Start of Available data

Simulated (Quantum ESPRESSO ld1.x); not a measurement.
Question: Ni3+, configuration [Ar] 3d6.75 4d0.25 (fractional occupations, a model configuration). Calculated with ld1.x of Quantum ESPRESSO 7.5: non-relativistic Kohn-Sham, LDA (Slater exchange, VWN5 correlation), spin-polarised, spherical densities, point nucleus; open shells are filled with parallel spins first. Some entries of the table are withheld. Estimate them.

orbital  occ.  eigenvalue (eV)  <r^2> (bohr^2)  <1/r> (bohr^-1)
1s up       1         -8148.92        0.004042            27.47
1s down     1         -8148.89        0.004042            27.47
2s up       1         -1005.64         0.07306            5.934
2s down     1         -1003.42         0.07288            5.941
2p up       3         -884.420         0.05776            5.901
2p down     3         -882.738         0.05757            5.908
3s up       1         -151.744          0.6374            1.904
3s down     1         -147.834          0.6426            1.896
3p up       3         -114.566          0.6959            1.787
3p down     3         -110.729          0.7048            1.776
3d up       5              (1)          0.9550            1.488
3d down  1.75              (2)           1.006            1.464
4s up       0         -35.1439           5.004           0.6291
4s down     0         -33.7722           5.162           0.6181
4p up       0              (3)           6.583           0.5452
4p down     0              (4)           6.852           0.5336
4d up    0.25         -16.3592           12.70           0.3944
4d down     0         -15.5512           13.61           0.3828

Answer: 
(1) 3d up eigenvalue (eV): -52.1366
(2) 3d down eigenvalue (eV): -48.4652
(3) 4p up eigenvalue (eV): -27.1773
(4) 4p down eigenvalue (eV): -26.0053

End of Available data

*Action item*. Look above for the line containing "(2) 3d down eigenvalue (eV): -48.4652" and the line containing "(3) 4p up eigenvalue (eV): -27.1773". Transcribe both, with the lines between them, exactly.

*Answer box*.
(2) 3d down eigenvalue (eV): -48.4652
(3) 4p up eigenvalue (eV): -27.1773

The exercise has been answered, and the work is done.